# Extracted material:
_____

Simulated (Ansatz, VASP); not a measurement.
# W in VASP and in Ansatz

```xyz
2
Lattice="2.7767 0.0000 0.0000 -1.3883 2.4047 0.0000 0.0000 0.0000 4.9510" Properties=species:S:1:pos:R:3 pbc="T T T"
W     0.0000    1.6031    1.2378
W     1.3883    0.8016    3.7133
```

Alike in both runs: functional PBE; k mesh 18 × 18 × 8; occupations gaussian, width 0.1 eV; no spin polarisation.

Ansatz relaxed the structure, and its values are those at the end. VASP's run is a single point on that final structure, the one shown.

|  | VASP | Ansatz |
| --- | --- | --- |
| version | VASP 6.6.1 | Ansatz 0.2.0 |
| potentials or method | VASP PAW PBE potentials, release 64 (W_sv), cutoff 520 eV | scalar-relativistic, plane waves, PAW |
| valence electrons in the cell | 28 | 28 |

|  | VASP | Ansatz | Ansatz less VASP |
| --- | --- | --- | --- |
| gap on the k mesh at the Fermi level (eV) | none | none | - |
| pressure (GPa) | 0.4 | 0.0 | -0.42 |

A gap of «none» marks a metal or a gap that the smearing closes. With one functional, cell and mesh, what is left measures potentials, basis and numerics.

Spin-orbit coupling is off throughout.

_____

# Requirement:
Exactly as they appear, retype the lines from the start of the records through the line containing "basis and numerics.".

# Written reply:
Simulated (Ansatz, VASP); not a measurement.
# W in VASP and in Ansatz

```xyz
2
Lattice="2.7767 0.0000 0.0000 -1.3883 2.4047 0.0000 0.0000 0.0000 4.9510" Properties=species:S:1:pos:R:3 pbc="T T T"
W     0.0000    1.6031    1.2378
W     1.3883    0.8016    3.7133
```

Alike in both runs: functional PBE; k mesh 18 × 18 × 8; occupations gaussian, width 0.1 eV; no spin polarisation.

Ansatz relaxed the structure, and its values are those at the end. VASP's run is a single point on that final structure, the one shown.

|  | VASP | Ansatz |
| --- | --- | --- |
| version | VASP 6.6.1 | Ansatz 0.2.0 |
| potentials or method | VASP PAW PBE potentials, release 64 (W_sv), cutoff 520 eV | scalar-relativistic, plane waves, PAW |
| valence electrons in the cell | 28 | 28 |

|  | VASP | Ansatz | Ansatz less VASP |
| --- | --- | --- | --- |
| gap on the k mesh at the Fermi level (eV) | none | none | - |
| pressure (GPa) | 0.4 | 0.0 | -0.42 |

A gap of «none» marks a metal or a gap that the smearing closes. With one functional, cell and mesh, what is left measures potentials, basis and numerics.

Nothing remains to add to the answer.